* _WORK ITEM_:
Exactly the lines from the start of the data below through the line containing "- Spin: collinear spin, ferromagnetic start" must be returned, and no others.

* _SOURCE DATA_:
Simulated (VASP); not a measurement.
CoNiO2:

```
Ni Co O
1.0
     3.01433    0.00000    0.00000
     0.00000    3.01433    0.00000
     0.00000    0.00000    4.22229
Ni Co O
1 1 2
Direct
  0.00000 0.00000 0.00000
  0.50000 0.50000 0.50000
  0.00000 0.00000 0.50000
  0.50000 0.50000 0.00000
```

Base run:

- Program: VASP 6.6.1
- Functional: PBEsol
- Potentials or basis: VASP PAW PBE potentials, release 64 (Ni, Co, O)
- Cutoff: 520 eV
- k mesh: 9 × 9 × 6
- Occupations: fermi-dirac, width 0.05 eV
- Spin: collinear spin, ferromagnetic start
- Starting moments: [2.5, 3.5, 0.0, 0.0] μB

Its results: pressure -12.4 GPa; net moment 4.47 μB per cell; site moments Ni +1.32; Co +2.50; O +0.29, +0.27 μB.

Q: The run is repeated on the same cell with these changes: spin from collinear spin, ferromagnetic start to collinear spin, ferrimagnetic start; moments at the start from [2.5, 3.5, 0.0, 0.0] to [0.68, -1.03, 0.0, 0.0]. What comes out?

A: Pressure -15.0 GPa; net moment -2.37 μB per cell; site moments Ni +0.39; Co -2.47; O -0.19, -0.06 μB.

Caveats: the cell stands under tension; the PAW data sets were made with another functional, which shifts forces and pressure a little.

* _RESULT_:
Simulated (VASP); not a measurement.
CoNiO2:

```
Ni Co O
1.0
     3.01433    0.00000    0.00000
     0.00000    3.01433    0.00000
     0.00000    0.00000    4.22229
Ni Co O
1 1 2
Direct
  0.00000 0.00000 0.00000
  0.50000 0.50000 0.50000
  0.00000 0.00000 0.50000
  0.50000 0.50000 0.00000
```

Base run:

- Program: VASP 6.6.1
- Functional: PBEsol
- Potentials or basis: VASP PAW PBE potentials, release 64 (Ni, Co, O)
- Cutoff: 520 eV
- k mesh: 9 × 9 × 6
- Occupations: fermi-dirac, width 0.05 eV
- Spin: collinear spin, ferromagnetic start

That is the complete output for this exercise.